*WORK TASK*. Nothing should be left out. Give all the data again exactly as written.

*GIVEN INFORMATION*.
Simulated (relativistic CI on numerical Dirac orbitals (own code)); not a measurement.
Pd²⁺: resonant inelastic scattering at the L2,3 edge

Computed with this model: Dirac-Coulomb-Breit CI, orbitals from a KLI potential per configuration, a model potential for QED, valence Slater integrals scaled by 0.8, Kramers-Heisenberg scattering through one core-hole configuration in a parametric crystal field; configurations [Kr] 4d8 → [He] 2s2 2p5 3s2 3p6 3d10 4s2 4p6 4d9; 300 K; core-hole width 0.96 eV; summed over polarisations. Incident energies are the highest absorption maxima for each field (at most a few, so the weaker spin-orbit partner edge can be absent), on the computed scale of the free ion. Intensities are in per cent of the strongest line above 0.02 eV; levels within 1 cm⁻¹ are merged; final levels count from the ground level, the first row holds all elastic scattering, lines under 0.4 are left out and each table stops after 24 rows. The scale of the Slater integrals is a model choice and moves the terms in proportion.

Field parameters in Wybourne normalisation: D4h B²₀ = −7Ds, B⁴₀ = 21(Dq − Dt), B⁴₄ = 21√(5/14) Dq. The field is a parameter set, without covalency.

*EXERCISE ANSWER*.
Simulated (relativistic CI on numerical Dirac orbitals (own code)); not a measurement.
Pd²⁺: resonant inelastic scattering at the L2,3 edge

Computed with this model: Dirac-Coulomb-Breit CI, orbitals from a KLI potential per configuration, a model potential for QED, valence Slater integrals scaled by 0.8, Kramers-Heisenberg scattering through one core-hole configuration in a parametric crystal field; configurations [Kr] 4d8 → [He] 2s2 2p5 3s2 3p6 3d10 4s2 4p6 4d9; 300 K; core-hole width 0.96 eV; summed over polarisations. Incident energies are the highest absorption maxima for each field (at most a few, so the weaker spin-orbit partner edge can be absent), on the computed scale of the free ion. Intensities are in per cent of the strongest line above 0.02 eV; levels within 1 cm⁻¹ are merged; final levels count from the ground level, the first row holds all elastic scattering, lines under 0.4 are left out and each table stops after 24 rows. The scale of the Slater integrals is a model choice and moves the terms in proportion.

Field parameters in Wybourne normalisation: D4h B²₀ = −7Ds, B⁴₀ = 21(Dq − Dt), B⁴₄ = 21√(5/14) Dq. The field is a parameter set, without covalency.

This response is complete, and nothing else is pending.